= RECORD SET =
=== Section Start ===

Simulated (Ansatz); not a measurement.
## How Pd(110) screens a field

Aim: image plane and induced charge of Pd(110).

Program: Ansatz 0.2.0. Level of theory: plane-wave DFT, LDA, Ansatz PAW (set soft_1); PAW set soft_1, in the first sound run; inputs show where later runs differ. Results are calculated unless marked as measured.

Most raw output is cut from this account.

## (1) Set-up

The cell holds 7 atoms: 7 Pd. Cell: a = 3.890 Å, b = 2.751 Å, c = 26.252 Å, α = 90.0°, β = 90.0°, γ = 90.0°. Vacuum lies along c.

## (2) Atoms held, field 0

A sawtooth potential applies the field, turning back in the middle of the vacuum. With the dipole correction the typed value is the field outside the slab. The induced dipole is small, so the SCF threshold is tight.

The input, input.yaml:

=== Section End ===

= ASSIGNED TASK =
Copy out the entries from the material above, matching each one exactly.

= RESPONSE AREA =
Simulated (Ansatz); not a measurement.
## How Pd(110) screens a field

Aim: image plane and induced charge of Pd(110).

Program: Ansatz 0.2.0. Level of theory: plane-wave DFT, LDA, Ansatz PAW (set soft_1); PAW set soft_1, in the first sound run; inputs show where later runs differ. Results are calculated unless marked as measured.

Most raw output is cut from this account.

## (1) Set-up

The cell holds 7 atoms: 7 Pd. Cell: a = 3.890 Å, b = 2.751 Å, c = 26.252 Å, α = 90.0°, β = 90.0°, γ = 90.0°. Vacuum lies along c.

## (2) Atoms held, field 0

A sawtooth potential applies the field, turning back in the middle of the vacuum. With the dipole correction the typed value is the field outside the slab. The induced dipole is small, so the SCF threshold is tight.

The input, input.yaml:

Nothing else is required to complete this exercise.